AVAILABLE DATA:
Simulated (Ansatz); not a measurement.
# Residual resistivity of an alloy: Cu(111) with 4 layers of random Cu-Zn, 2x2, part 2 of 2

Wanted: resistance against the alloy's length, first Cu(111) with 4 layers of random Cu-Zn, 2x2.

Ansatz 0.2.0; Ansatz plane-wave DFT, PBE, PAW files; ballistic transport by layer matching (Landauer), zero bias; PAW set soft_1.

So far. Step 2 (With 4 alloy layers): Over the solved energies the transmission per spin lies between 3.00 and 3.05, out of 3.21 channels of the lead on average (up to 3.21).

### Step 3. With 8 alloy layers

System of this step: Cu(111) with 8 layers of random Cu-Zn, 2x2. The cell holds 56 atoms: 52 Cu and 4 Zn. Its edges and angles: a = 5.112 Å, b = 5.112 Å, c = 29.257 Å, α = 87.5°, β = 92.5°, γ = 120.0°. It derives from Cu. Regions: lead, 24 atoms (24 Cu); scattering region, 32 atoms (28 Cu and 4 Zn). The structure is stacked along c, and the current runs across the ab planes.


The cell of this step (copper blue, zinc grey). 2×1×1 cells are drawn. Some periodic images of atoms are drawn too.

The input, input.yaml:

ACTIVITY: Everything above from the line containing "Ansatz 0.2.0; Ansatz" down to the line containing "### Step 3. With 8 alloy layers" should be copied exactly, both end lines included, and nothing else.

WRITTEN SOLUTION:
Ansatz 0.2.0; Ansatz plane-wave DFT, PBE, PAW files; ballistic transport by layer matching (Landauer), zero bias; PAW set soft_1.

So far. Step 2 (With 4 alloy layers): Over the solved energies the transmission per spin lies between 3.00 and 3.05, out of 3.21 channels of the lead on average (up to 3.21).

### Step 3. With 8 alloy layers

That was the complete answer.